__Material supplied__.
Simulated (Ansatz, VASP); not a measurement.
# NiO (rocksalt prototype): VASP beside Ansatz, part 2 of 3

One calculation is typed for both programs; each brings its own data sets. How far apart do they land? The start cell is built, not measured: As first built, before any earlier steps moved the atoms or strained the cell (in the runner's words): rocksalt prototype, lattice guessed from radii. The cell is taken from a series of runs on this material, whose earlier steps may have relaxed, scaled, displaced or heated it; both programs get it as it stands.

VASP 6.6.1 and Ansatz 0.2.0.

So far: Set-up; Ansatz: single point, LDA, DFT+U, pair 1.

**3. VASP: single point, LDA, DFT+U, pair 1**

__Work instruction__.
Your answer must be every record above, set down exactly as written.

__Worked solution__.
Simulated (Ansatz, VASP); not a measurement.
# NiO (rocksalt prototype): VASP beside Ansatz, part 2 of 3

One calculation is typed for both programs; each brings its own data sets. How far apart do they land? The start cell is built, not measured: As first built, before any earlier steps moved the atoms or strained the cell (in the runner's words): rocksalt prototype, lattice guessed from radii. The cell is taken from a series of runs on this material, whose earlier steps may have relaxed, scaled, displaced or heated it; both programs get it as it stands.

VASP 6.6.1 and Ansatz 0.2.0.

So far: Set-up; Ansatz: single point, LDA, DFT+U, pair 1.

**3. VASP: single point, LDA, DFT+U, pair 1**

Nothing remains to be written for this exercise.